→ WORK REQUEST: Please copy the lines below exactly, from the first one through the line showing "Output of a".

BEGIN

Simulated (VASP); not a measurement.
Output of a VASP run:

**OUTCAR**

END

→ EXERCISE SOLUTION:
Simulated (VASP); not a measurement.
Output of a VASP run:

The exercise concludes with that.